WORK TASK
From the listing below, copy only the lines from the line that contains "A relaxation of" to the line that contains "The calculation used", counting those two lines as part of the copy.

DATASET EXCERPTS
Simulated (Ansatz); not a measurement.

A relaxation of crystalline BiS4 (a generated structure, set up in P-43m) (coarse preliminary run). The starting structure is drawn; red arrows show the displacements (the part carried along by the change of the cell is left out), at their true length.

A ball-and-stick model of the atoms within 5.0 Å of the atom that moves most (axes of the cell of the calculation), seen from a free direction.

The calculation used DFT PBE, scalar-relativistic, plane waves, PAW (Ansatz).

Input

EXERCISE SOLUTION
A relaxation of crystalline BiS4 (a generated structure, set up in P-43m) (coarse preliminary run). The starting structure is drawn; red arrows show the displacements (the part carried along by the change of the cell is left out), at their true length.

A ball-and-stick model of the atoms within 5.0 Å of the atom that moves most (axes of the cell of the calculation), seen from a free direction.

The calculation used DFT PBE, scalar-relativistic, plane waves, PAW (Ansatz).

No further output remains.